• **Data for review**:
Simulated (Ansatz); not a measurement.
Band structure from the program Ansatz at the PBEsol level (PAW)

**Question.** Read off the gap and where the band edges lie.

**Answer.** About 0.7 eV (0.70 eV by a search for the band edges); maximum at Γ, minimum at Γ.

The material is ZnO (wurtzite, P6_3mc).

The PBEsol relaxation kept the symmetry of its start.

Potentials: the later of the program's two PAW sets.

• **Action item**:
Look above for the line with "band edges lie." and the line with "The PBEsol relaxation". Write out those two lines and all the lines between them, exactly, and no others.

• **Written solution**:
**Question.** Read off the gap and where the band edges lie.

**Answer.** About 0.7 eV (0.70 eV by a search for the band edges); maximum at Γ, minimum at Γ.

The material is ZnO (wurtzite, P6_3mc).

The PBEsol relaxation kept the symmetry of its start.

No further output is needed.